## Work request:
Your answer should be the lines below from the one with "## 1. The starting structure" to the one with "## 2. Relaxation with PBE", both included, given again exactly and with nothing added.

## Information given:
================
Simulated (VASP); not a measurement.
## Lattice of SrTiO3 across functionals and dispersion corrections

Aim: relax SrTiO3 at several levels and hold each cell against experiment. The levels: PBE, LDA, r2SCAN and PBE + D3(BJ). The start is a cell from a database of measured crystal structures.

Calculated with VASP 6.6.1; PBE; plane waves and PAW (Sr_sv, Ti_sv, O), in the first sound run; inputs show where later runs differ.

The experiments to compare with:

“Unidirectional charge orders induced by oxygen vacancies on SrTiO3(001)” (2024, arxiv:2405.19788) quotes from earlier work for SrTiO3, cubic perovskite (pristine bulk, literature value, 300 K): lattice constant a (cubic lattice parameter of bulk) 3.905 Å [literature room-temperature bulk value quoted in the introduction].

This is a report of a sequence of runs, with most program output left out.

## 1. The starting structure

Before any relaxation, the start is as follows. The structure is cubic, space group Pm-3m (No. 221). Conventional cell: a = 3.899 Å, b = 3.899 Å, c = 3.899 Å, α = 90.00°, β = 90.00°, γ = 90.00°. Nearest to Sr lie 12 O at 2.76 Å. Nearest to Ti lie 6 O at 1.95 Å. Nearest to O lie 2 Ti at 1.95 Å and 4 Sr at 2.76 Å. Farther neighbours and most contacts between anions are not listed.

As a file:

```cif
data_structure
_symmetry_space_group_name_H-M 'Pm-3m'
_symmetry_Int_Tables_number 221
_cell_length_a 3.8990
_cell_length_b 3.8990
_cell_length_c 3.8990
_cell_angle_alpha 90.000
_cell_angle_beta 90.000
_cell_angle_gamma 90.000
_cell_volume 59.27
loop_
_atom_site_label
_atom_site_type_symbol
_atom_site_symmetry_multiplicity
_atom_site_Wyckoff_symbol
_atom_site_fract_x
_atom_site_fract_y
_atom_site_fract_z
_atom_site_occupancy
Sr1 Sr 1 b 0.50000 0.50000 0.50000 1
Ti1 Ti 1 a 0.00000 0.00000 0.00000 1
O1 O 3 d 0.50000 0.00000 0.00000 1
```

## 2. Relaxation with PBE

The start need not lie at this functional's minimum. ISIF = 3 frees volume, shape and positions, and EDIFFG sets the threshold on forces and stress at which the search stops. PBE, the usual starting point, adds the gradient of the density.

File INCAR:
================

## Written solution:
## 1. The starting structure

Before any relaxation, the start is as follows. The structure is cubic, space group Pm-3m (No. 221). Conventional cell: a = 3.899 Å, b = 3.899 Å, c = 3.899 Å, α = 90.00°, β = 90.00°, γ = 90.00°. Nearest to Sr lie 12 O at 2.76 Å. Nearest to Ti lie 6 O at 1.95 Å. Nearest to O lie 2 Ti at 1.95 Å and 4 Sr at 2.76 Å. Farther neighbours and most contacts between anions are not listed.

As a file:

```cif
data_structure
_symmetry_space_group_name_H-M 'Pm-3m'
_symmetry_Int_Tables_number 221
_cell_length_a 3.8990
_cell_length_b 3.8990
_cell_length_c 3.8990
_cell_angle_alpha 90.000
_cell_angle_beta 90.000
_cell_angle_gamma 90.000
_cell_volume 59.27
loop_
_atom_site_label
_atom_site_type_symbol
_atom_site_symmetry_multiplicity
_atom_site_Wyckoff_symbol
_atom_site_fract_x
_atom_site_fract_y
_atom_site_fract_z
_atom_site_occupancy
Sr1 Sr 1 b 0.50000 0.50000 0.50000 1
Ti1 Ti 1 a 0.00000 0.00000 0.00000 1
O1 O 3 d 0.50000 0.00000 0.00000 1
```

## 2. Relaxation with PBE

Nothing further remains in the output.